(DATA FOR REVIEW begins)
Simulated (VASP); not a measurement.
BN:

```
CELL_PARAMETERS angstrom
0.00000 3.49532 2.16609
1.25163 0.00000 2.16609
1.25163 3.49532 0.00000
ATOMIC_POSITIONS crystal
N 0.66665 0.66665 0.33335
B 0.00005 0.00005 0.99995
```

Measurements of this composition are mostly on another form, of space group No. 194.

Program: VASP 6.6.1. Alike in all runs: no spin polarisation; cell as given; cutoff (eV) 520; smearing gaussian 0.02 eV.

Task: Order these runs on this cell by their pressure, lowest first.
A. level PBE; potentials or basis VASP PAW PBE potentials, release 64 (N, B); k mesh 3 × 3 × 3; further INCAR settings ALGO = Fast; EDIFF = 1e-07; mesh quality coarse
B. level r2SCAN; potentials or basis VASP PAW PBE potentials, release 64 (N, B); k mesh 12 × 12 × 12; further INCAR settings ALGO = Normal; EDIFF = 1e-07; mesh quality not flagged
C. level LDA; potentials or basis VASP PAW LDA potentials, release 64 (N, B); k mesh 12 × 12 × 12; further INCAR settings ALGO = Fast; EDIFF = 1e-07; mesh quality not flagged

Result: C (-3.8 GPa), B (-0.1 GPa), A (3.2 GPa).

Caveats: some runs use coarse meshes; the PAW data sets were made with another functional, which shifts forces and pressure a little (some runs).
(DATA FOR REVIEW ends)

[ACTIVITY]
Copy only the entries from the first line to the line with "Result: C (-3.8", each exactly as it appears.

[ANSWER SPACE]
Simulated (VASP); not a measurement.
BN:

```
CELL_PARAMETERS angstrom
0.00000 3.49532 2.16609
1.25163 0.00000 2.16609
1.25163 3.49532 0.00000
ATOMIC_POSITIONS crystal
N 0.66665 0.66665 0.33335
B 0.00005 0.00005 0.99995
```

Measurements of this composition are mostly on another form, of space group No. 194.

Program: VASP 6.6.1. Alike in all runs: no spin polarisation; cell as given; cutoff (eV) 520; smearing gaussian 0.02 eV.

Task: Order these runs on this cell by their pressure, lowest first.
A. level PBE; potentials or basis VASP PAW PBE potentials, release 64 (N, B); k mesh 3 × 3 × 3; further INCAR settings ALGO = Fast; EDIFF = 1e-07; mesh quality coarse
B. level r2SCAN; potentials or basis VASP PAW PBE potentials, release 64 (N, B); k mesh 12 × 12 × 12; further INCAR settings ALGO = Normal; EDIFF = 1e-07; mesh quality not flagged
C. level LDA; potentials or basis VASP PAW LDA potentials, release 64 (N, B); k mesh 12 × 12 × 12; further INCAR settings ALGO = Fast; EDIFF = 1e-07; mesh quality not flagged

Result: C (-3.8 GPa), B (-0.1 GPa), A (3.2 GPa).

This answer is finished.